Activity:
Restrict the output to the lines below starting at the one that contains "Level to compare" and ending at the one that contains "Question: Rank these", and restate them word for word, both ends included.

Supplied data:
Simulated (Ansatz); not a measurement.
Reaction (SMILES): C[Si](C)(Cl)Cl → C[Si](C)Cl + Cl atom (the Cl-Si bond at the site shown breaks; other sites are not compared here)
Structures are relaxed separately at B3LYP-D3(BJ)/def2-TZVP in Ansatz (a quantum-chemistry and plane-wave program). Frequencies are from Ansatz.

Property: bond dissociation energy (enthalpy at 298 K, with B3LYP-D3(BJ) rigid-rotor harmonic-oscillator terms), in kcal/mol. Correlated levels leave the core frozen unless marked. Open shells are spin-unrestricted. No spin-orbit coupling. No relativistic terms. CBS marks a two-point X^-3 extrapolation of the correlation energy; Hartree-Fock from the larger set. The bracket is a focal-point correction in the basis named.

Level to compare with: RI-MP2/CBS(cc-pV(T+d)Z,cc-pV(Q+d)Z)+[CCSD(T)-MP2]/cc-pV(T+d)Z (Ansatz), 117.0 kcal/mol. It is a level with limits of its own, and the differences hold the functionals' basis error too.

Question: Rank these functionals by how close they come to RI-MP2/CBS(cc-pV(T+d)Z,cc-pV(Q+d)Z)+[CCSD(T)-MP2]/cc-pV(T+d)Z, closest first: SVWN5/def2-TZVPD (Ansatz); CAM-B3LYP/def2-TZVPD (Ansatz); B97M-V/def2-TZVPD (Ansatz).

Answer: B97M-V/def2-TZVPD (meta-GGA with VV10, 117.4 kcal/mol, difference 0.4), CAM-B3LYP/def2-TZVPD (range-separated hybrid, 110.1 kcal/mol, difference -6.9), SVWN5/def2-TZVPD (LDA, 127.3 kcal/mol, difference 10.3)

Written solution:
Level to compare with: RI-MP2/CBS(cc-pV(T+d)Z,cc-pV(Q+d)Z)+[CCSD(T)-MP2]/cc-pV(T+d)Z (Ansatz), 117.0 kcal/mol. It is a level with limits of its own, and the differences hold the functionals' basis error too.

Question: Rank these functionals by how close they come to RI-MP2/CBS(cc-pV(T+d)Z,cc-pV(Q+d)Z)+[CCSD(T)-MP2]/cc-pV(T+d)Z, closest first: SVWN5/def2-TZVPD (Ansatz); CAM-B3LYP/def2-TZVPD (Ansatz); B97M-V/def2-TZVPD (Ansatz).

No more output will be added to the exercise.